Task item: Once you have read the records below, print them again exactly as they stand.

Listed records:
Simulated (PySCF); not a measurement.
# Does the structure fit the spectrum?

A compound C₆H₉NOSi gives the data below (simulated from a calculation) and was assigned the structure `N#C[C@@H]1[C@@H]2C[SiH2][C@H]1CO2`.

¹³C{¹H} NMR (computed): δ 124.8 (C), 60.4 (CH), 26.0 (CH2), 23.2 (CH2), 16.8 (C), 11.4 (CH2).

Written solution:
Simulated (PySCF); not a measurement.
# Does the structure fit the spectrum?

A compound C₆H₉NOSi gives the data below (simulated from a calculation) and was assigned the structure `N#C[C@@H]1[C@@H]2C[SiH2][C@H]1CO2`.

¹³C{¹H} NMR (computed): δ 124.8 (C), 60.4 (CH), 26.0 (CH2), 23.2 (CH2), 16.8 (C), 11.4 (CH2).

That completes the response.